********

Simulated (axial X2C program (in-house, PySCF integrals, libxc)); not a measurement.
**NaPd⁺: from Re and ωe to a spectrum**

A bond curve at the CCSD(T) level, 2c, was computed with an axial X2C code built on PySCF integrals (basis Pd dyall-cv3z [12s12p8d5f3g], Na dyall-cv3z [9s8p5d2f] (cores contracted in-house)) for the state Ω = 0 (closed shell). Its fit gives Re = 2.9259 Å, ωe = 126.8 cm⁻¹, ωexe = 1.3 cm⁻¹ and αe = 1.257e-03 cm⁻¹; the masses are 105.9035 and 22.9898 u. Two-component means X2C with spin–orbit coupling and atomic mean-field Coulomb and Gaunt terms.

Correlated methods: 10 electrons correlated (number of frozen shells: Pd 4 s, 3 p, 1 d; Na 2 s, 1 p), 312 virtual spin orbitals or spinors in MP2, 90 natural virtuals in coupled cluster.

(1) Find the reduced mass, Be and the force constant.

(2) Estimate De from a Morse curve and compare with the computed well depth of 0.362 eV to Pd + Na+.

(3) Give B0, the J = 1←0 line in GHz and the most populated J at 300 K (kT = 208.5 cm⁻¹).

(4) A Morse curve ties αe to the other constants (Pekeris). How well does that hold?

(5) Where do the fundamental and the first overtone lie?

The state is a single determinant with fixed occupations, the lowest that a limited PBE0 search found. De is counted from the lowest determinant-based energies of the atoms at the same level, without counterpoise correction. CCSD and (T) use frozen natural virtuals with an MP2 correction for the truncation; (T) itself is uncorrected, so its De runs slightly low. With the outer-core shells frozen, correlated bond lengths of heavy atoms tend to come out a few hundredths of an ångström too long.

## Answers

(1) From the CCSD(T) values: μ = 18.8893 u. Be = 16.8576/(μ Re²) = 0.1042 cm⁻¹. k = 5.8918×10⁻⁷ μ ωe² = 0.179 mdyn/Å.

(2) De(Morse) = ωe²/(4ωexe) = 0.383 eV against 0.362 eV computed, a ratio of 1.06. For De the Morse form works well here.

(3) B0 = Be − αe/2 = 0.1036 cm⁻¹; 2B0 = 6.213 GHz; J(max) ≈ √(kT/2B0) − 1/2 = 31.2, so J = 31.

********

### ACTIVITY
Set down, exactly as written, each line of the data from its opening line through the one containing "to a spectrum**". Output nothing more.

### TASK RESPONSE
Simulated (axial X2C program (in-house, PySCF integrals, libxc)); not a measurement.
**NaPd⁺: from Re and ωe to a spectrum**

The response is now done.